• _EXTRACTED INFORMATION_:
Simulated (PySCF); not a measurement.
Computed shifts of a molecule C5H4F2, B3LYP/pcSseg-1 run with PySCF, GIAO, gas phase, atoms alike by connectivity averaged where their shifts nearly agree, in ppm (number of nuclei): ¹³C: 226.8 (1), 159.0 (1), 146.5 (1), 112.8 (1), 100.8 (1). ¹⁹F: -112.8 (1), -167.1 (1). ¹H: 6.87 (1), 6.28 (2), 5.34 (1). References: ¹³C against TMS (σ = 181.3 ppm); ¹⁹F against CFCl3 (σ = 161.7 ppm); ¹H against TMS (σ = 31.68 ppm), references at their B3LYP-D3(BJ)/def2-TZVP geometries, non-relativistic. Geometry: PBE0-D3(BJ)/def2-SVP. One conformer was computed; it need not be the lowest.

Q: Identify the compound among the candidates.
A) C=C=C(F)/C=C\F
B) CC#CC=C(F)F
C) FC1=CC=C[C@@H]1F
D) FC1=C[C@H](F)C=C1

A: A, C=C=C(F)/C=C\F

• _EXERCISE_: Your reply must contain exactly the lines from the first line of the data through the line holding "D) FC1=C[C@H](F)C=C1", and nothing more.

• _EXPECTED ANSWER_:
Simulated (PySCF); not a measurement.
Computed shifts of a molecule C5H4F2, B3LYP/pcSseg-1 run with PySCF, GIAO, gas phase, atoms alike by connectivity averaged where their shifts nearly agree, in ppm (number of nuclei): ¹³C: 226.8 (1), 159.0 (1), 146.5 (1), 112.8 (1), 100.8 (1). ¹⁹F: -112.8 (1), -167.1 (1). ¹H: 6.87 (1), 6.28 (2), 5.34 (1). References: ¹³C against TMS (σ = 181.3 ppm); ¹⁹F against CFCl3 (σ = 161.7 ppm); ¹H against TMS (σ = 31.68 ppm), references at their B3LYP-D3(BJ)/def2-TZVP geometries, non-relativistic. Geometry: PBE0-D3(BJ)/def2-SVP. One conformer was computed; it need not be the lowest.

Q: Identify the compound among the candidates.
A) C=C=C(F)/C=C\F
B) CC#CC=C(F)F
C) FC1=CC=C[C@@H]1F
D) FC1=C[C@H](F)C=C1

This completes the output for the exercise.